• **Entries shown**

* * * * *

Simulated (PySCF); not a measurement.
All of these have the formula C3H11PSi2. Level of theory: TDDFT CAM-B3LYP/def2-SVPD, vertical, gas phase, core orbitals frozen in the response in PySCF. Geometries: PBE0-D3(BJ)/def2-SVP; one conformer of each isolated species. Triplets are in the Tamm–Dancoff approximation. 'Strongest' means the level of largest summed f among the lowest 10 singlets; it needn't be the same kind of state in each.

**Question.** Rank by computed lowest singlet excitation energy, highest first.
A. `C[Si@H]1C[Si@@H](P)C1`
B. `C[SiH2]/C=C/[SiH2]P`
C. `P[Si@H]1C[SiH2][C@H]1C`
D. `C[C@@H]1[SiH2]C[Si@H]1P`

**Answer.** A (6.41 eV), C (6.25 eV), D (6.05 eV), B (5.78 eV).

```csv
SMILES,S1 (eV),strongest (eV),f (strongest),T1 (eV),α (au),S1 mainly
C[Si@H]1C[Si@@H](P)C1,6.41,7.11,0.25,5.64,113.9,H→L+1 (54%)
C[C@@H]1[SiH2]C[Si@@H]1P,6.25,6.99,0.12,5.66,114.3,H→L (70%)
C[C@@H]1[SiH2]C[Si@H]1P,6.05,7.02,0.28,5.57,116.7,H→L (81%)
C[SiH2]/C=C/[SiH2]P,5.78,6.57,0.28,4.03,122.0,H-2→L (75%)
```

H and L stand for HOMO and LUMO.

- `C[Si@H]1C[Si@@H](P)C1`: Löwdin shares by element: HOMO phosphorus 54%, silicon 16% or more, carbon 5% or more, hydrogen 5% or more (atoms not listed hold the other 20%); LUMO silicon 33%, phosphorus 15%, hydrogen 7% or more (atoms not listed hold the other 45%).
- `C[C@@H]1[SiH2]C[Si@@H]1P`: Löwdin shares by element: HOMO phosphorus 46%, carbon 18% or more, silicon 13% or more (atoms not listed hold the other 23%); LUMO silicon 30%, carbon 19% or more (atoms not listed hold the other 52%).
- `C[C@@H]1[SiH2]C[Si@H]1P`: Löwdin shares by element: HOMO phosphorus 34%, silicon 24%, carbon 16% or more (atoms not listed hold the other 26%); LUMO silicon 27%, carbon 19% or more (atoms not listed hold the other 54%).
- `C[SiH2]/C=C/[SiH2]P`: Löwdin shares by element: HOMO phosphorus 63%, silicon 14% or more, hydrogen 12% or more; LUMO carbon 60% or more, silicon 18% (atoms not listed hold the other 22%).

* * * * *

• **Exercise**
When the line with "H and L stand for HOMO and LUMO." is reached in the data above, start copying there, and copy each line exactly until the line with "the other 54%)." has been copied; copy nothing else.

• **Problem solution**
H and L stand for HOMO and LUMO.

- `C[Si@H]1C[Si@@H](P)C1`: Löwdin shares by element: HOMO phosphorus 54%, silicon 16% or more, carbon 5% or more, hydrogen 5% or more (atoms not listed hold the other 20%); LUMO silicon 33%, phosphorus 15%, hydrogen 7% or more (atoms not listed hold the other 45%).
- `C[C@@H]1[SiH2]C[Si@@H]1P`: Löwdin shares by element: HOMO phosphorus 46%, carbon 18% or more, silicon 13% or more (atoms not listed hold the other 23%); LUMO silicon 30%, carbon 19% or more (atoms not listed hold the other 52%).
- `C[C@@H]1[SiH2]C[Si@H]1P`: Löwdin shares by element: HOMO phosphorus 34%, silicon 24%, carbon 16% or more (atoms not listed hold the other 26%); LUMO silicon 27%, carbon 19% or more (atoms not listed hold the other 54%).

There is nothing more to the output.